→ **Work instruction**
Would you return, word for word, the lines of the data below from the line with "The calculation used" through the line with "and most positive?**", and no others?

→ **Data to examine**
:::

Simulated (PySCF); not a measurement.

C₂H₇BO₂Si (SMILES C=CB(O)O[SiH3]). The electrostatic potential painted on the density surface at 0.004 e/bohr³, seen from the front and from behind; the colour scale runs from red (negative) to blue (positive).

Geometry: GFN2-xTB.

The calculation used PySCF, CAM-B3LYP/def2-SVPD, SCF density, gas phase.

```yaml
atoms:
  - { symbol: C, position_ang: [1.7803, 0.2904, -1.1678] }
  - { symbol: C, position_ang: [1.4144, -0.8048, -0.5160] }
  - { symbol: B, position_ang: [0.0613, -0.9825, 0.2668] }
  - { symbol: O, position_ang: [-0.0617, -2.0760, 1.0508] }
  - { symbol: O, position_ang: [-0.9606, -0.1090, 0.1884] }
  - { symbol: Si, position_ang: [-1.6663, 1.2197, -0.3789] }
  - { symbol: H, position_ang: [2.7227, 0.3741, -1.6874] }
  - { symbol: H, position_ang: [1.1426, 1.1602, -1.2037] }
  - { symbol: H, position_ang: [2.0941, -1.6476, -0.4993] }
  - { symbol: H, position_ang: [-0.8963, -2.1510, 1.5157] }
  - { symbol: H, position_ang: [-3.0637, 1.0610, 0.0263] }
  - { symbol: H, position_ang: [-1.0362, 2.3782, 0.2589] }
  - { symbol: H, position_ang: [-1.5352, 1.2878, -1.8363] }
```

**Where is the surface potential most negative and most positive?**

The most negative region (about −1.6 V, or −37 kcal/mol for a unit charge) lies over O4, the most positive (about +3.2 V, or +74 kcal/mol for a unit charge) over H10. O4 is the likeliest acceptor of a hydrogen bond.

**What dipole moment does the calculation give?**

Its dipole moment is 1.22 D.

:::

→ **Task result**
The calculation used PySCF, CAM-B3LYP/def2-SVPD, SCF density, gas phase.

```yaml
atoms:
  - { symbol: C, position_ang: [1.7803, 0.2904, -1.1678] }
  - { symbol: C, position_ang: [1.4144, -0.8048, -0.5160] }
  - { symbol: B, position_ang: [0.0613, -0.9825, 0.2668] }
  - { symbol: O, position_ang: [-0.0617, -2.0760, 1.0508] }
  - { symbol: O, position_ang: [-0.9606, -0.1090, 0.1884] }
  - { symbol: Si, position_ang: [-1.6663, 1.2197, -0.3789] }
  - { symbol: H, position_ang: [2.7227, 0.3741, -1.6874] }
  - { symbol: H, position_ang: [1.1426, 1.1602, -1.2037] }
  - { symbol: H, position_ang: [2.0941, -1.6476, -0.4993] }
  - { symbol: H, position_ang: [-0.8963, -2.1510, 1.5157] }
  - { symbol: H, position_ang: [-3.0637, 1.0610, 0.0263] }
  - { symbol: H, position_ang: [-1.0362, 2.3782, 0.2589] }
  - { symbol: H, position_ang: [-1.5352, 1.2878, -1.8363] }
```

**Where is the surface potential most negative and most positive?**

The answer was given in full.